▶ [Activity]: Go through the entries below from the first line and output each one exactly, up to and including the line with "it be trusted?".

++++++

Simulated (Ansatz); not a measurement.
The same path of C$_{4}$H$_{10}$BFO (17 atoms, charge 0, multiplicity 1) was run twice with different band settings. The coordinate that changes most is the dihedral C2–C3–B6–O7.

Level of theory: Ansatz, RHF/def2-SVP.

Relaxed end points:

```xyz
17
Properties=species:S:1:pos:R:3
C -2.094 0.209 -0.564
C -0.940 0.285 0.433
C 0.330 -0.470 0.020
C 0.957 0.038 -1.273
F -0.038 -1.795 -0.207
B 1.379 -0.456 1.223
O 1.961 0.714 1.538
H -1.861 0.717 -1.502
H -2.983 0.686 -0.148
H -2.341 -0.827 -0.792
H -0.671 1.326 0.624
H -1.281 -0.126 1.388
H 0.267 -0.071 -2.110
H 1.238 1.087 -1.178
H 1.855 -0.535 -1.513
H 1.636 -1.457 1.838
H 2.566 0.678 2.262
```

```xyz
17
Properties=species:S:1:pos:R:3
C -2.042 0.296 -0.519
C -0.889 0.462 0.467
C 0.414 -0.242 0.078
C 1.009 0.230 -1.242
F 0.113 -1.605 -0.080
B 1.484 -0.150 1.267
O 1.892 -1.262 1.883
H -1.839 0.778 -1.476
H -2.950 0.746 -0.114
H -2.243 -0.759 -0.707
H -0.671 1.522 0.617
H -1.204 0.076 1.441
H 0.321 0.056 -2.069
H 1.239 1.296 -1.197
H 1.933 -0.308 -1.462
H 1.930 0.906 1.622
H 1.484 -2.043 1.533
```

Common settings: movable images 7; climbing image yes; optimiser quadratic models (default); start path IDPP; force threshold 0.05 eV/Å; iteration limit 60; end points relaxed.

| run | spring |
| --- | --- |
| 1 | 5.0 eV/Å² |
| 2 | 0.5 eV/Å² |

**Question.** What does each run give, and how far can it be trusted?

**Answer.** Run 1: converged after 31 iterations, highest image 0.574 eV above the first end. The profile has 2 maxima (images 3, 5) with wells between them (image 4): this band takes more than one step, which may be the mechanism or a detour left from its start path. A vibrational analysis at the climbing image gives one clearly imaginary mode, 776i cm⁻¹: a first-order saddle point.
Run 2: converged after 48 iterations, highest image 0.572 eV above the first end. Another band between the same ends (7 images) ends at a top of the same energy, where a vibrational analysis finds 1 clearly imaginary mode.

++++++

▶ [Expected answer]:
Simulated (Ansatz); not a measurement.
The same path of C$_{4}$H$_{10}$BFO (17 atoms, charge 0, multiplicity 1) was run twice with different band settings. The coordinate that changes most is the dihedral C2–C3–B6–O7.

Level of theory: Ansatz, RHF/def2-SVP.

Relaxed end points:

```xyz
17
Properties=species:S:1:pos:R:3
C -2.094 0.209 -0.564
C -0.940 0.285 0.433
C 0.330 -0.470 0.020
C 0.957 0.038 -1.273
F -0.038 -1.795 -0.207
B 1.379 -0.456 1.223
O 1.961 0.714 1.538
H -1.861 0.717 -1.502
H -2.983 0.686 -0.148
H -2.341 -0.827 -0.792
H -0.671 1.326 0.624
H -1.281 -0.126 1.388
H 0.267 -0.071 -2.110
H 1.238 1.087 -1.178
H 1.855 -0.535 -1.513
H 1.636 -1.457 1.838
H 2.566 0.678 2.262
```

```xyz
17
Properties=species:S:1:pos:R:3
C -2.042 0.296 -0.519
C -0.889 0.462 0.467
C 0.414 -0.242 0.078
C 1.009 0.230 -1.242
F 0.113 -1.605 -0.080
B 1.484 -0.150 1.267
O 1.892 -1.262 1.883
H -1.839 0.778 -1.476
H -2.950 0.746 -0.114
H -2.243 -0.759 -0.707
H -0.671 1.522 0.617
H -1.204 0.076 1.441
H 0.321 0.056 -2.069
H 1.239 1.296 -1.197
H 1.933 -0.308 -1.462
H 1.930 0.906 1.622
H 1.484 -2.043 1.533
```

Common settings: movable images 7; climbing image yes; optimiser quadratic models (default); start path IDPP; force threshold 0.05 eV/Å; iteration limit 60; end points relaxed.

| run | spring |
| --- | --- |
| 1 | 5.0 eV/Å² |
| 2 | 0.5 eV/Å² |

**Question.** What does each run give, and how far can it be trusted?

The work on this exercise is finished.